Requirement = The lines needed are those from the start of the records through the line holding "Dipole correction: no", each copied exactly.

####

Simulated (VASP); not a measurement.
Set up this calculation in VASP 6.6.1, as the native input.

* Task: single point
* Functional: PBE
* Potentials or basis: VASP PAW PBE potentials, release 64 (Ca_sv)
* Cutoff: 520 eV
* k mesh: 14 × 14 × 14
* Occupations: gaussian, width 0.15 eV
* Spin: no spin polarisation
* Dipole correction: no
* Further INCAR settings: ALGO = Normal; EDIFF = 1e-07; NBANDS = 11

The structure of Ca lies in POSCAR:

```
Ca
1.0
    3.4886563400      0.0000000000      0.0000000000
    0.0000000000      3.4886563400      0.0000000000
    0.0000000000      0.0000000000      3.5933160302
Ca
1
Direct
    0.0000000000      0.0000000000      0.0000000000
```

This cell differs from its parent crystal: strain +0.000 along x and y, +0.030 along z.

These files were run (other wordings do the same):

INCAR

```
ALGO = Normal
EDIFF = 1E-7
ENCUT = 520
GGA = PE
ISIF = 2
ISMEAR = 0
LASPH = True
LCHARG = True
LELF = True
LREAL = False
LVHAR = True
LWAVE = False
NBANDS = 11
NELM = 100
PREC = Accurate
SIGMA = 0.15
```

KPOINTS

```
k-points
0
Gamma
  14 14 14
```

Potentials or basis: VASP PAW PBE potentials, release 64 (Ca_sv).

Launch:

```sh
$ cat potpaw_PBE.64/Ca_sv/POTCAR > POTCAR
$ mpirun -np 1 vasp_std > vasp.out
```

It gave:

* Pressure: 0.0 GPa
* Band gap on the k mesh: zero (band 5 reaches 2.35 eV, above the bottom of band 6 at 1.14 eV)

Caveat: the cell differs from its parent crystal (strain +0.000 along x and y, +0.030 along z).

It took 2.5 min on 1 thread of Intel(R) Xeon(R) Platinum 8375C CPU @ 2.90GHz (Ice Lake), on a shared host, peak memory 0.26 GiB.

####

Response area =
Simulated (VASP); not a measurement.
Set up this calculation in VASP 6.6.1, as the native input.

* Task: single point
* Functional: PBE
* Potentials or basis: VASP PAW PBE potentials, release 64 (Ca_sv)
* Cutoff: 520 eV
* k mesh: 14 × 14 × 14
* Occupations: gaussian, width 0.15 eV
* Spin: no spin polarisation
* Dipole correction: no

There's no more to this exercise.